> _Work item_: In the entries that follow, find the line containing "The values belong", then output exactly every line from the first through that one.

> _Records supplied_:
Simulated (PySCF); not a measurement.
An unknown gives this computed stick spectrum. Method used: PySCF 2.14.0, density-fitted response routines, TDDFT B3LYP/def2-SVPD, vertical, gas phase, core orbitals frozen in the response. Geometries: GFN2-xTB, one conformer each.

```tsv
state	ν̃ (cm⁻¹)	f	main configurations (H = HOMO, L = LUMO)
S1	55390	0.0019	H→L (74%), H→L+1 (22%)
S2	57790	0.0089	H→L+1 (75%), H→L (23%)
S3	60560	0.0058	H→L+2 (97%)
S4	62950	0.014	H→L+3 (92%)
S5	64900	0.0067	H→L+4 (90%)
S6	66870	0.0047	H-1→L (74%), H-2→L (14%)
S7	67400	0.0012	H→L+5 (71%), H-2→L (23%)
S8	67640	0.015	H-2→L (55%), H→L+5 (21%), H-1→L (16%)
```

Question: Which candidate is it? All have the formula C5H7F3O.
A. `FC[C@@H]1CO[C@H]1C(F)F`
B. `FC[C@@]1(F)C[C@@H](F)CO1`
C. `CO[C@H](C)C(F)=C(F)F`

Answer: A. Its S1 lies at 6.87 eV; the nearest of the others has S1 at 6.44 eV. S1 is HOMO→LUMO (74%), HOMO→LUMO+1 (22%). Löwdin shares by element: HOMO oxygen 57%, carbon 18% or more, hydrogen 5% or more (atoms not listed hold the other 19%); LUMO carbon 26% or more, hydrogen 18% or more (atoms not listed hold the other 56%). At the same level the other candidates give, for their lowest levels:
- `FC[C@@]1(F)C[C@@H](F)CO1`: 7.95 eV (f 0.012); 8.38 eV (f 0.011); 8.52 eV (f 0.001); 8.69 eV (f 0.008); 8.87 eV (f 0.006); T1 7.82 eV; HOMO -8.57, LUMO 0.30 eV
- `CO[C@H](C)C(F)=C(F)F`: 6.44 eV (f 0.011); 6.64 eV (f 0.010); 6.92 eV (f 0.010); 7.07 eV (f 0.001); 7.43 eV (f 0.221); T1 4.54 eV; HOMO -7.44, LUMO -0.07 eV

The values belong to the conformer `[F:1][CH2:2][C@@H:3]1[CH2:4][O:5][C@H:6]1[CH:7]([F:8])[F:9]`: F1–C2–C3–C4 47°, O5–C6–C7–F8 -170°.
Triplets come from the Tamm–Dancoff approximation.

> _Exercise solution_:
Simulated (PySCF); not a measurement.
An unknown gives this computed stick spectrum. Method used: PySCF 2.14.0, density-fitted response routines, TDDFT B3LYP/def2-SVPD, vertical, gas phase, core orbitals frozen in the response. Geometries: GFN2-xTB, one conformer each.

```tsv
state	ν̃ (cm⁻¹)	f	main configurations (H = HOMO, L = LUMO)
S1	55390	0.0019	H→L (74%), H→L+1 (22%)
S2	57790	0.0089	H→L+1 (75%), H→L (23%)
S3	60560	0.0058	H→L+2 (97%)
S4	62950	0.014	H→L+3 (92%)
S5	64900	0.0067	H→L+4 (90%)
S6	66870	0.0047	H-1→L (74%), H-2→L (14%)
S7	67400	0.0012	H→L+5 (71%), H-2→L (23%)
S8	67640	0.015	H-2→L (55%), H→L+5 (21%), H-1→L (16%)
```

Question: Which candidate is it? All have the formula C5H7F3O.
A. `FC[C@@H]1CO[C@H]1C(F)F`
B. `FC[C@@]1(F)C[C@@H](F)CO1`
C. `CO[C@H](C)C(F)=C(F)F`

Answer: A. Its S1 lies at 6.87 eV; the nearest of the others has S1 at 6.44 eV. S1 is HOMO→LUMO (74%), HOMO→LUMO+1 (22%). Löwdin shares by element: HOMO oxygen 57%, carbon 18% or more, hydrogen 5% or more (atoms not listed hold the other 19%); LUMO carbon 26% or more, hydrogen 18% or more (atoms not listed hold the other 56%). At the same level the other candidates give, for their lowest levels:
- `FC[C@@]1(F)C[C@@H](F)CO1`: 7.95 eV (f 0.012); 8.38 eV (f 0.011); 8.52 eV (f 0.001); 8.69 eV (f 0.008); 8.87 eV (f 0.006); T1 7.82 eV; HOMO -8.57, LUMO 0.30 eV
- `CO[C@H](C)C(F)=C(F)F`: 6.44 eV (f 0.011); 6.64 eV (f 0.010); 6.92 eV (f 0.010); 7.07 eV (f 0.001); 7.43 eV (f 0.221); T1 4.54 eV; HOMO -7.44, LUMO -0.07 eV

The values belong to the conformer `[F:1][CH2:2][C@@H:3]1[CH2:4][O:5][C@H:6]1[CH:7]([F:8])[F:9]`: F1–C2–C3–C4 47°, O5–C6–C7–F8 -170°.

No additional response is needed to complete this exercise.